Material supplied:
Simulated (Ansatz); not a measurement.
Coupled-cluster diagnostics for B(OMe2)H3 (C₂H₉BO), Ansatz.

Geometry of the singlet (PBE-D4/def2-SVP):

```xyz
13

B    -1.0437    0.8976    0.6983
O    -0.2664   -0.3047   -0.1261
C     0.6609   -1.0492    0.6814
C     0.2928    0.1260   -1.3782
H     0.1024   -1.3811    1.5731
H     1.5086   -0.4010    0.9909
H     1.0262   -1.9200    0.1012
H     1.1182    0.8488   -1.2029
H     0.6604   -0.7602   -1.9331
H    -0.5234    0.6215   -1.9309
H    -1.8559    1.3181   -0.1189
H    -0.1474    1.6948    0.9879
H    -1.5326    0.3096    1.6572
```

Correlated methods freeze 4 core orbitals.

Brief: Copy every line of the records, leaving nothing out.

Worked solution:
Simulated (Ansatz); not a measurement.
Coupled-cluster diagnostics for B(OMe2)H3 (C₂H₉BO), Ansatz.

Geometry of the singlet (PBE-D4/def2-SVP):

```xyz
13

B    -1.0437    0.8976    0.6983
O    -0.2664   -0.3047   -0.1261
C     0.6609   -1.0492    0.6814
C     0.2928    0.1260   -1.3782
H     0.1024   -1.3811    1.5731
H     1.5086   -0.4010    0.9909
H     1.0262   -1.9200    0.1012
H     1.1182    0.8488   -1.2029
H     0.6604   -0.7602   -1.9331
H    -0.5234    0.6215   -1.9309
H    -1.8559    1.3181   -0.1189
H    -0.1474    1.6948    0.9879
H    -1.5326    0.3096    1.6572
```

Correlated methods freeze 4 core orbitals.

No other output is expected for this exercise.